- [ACTIVITY]:
Produce a character-for-character copy of the data below.

(INFORMATION Opens)
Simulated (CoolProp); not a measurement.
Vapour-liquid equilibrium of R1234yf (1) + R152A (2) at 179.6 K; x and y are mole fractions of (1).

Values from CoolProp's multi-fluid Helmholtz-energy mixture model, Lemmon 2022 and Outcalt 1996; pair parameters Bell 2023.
(INFORMATION Closes)

- [RESPONSE]:
Simulated (CoolProp); not a measurement.
Vapour-liquid equilibrium of R1234yf (1) + R152A (2) at 179.6 K; x and y are mole fractions of (1).

Values from CoolProp's multi-fluid Helmholtz-energy mixture model, Lemmon 2022 and Outcalt 1996; pair parameters Bell 2023.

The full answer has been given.